Assignment:
Repeat the listing below in full, exactly.

▼▼▼
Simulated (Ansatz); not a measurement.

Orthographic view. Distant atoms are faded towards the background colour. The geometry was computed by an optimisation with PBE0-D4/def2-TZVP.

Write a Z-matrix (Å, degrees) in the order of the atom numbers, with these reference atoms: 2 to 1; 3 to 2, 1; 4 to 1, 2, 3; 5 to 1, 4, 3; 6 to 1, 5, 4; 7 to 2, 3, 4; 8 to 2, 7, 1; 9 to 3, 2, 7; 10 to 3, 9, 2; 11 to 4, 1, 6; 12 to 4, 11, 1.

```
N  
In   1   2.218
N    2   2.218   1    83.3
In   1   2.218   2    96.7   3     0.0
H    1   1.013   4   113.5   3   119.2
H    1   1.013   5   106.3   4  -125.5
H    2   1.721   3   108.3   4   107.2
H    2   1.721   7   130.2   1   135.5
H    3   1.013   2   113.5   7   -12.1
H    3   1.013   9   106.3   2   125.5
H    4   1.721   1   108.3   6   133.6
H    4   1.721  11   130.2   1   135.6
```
▲▲▲

Answer space:
Simulated (Ansatz); not a measurement.

Orthographic view. Distant atoms are faded towards the background colour. The geometry was computed by an optimisation with PBE0-D4/def2-TZVP.

Write a Z-matrix (Å, degrees) in the order of the atom numbers, with these reference atoms: 2 to 1; 3 to 2, 1; 4 to 1, 2, 3; 5 to 1, 4, 3; 6 to 1, 5, 4; 7 to 2, 3, 4; 8 to 2, 7, 1; 9 to 3, 2, 7; 10 to 3, 9, 2; 11 to 4, 1, 6; 12 to 4, 11, 1.

```
N  
In   1   2.218
N    2   2.218   1    83.3
In   1   2.218   2    96.7   3     0.0
H    1   1.013   4   113.5   3   119.2
H    1   1.013   5   106.3   4  -125.5
H    2   1.721   3   108.3   4   107.2
H    2   1.721   7   130.2   1   135.5
H    3   1.013   2   113.5   7   -12.1
H    3   1.013   9   106.3   2   125.5
H    4   1.721   1   108.3   6   133.6
H    4   1.721  11   130.2   1   135.6
```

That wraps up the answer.